************

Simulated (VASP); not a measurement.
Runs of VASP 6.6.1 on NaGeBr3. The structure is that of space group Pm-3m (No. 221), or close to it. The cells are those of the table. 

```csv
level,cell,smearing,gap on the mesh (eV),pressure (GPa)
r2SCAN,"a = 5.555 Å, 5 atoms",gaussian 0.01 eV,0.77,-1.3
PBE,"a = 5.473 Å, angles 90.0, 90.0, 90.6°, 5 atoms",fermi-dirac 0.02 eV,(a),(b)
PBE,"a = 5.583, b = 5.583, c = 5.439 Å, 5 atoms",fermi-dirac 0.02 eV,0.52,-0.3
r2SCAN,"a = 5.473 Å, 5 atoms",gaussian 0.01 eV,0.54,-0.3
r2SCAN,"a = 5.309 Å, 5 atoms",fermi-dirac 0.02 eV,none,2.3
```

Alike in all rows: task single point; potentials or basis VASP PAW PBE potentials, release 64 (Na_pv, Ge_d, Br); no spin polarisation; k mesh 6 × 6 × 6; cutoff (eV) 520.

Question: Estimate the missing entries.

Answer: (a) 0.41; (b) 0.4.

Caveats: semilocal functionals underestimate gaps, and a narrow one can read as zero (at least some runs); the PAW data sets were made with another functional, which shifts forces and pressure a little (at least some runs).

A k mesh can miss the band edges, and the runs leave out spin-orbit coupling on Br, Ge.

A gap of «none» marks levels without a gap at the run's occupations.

************

ASSIGNMENT: From the material above, copy exactly the lines between the line holding "Question: Estimate the missing entries." and the line holding "A k mesh can", inclusive, and only those.

EXERCISE SOLUTION:
Question: Estimate the missing entries.

Answer: (a) 0.41; (b) 0.4.

Caveats: semilocal functionals underestimate gaps, and a narrow one can read as zero (at least some runs); the PAW data sets were made with another functional, which shifts forces and pressure a little (at least some runs).

A k mesh can miss the band edges, and the runs leave out spin-orbit coupling on Br, Ge.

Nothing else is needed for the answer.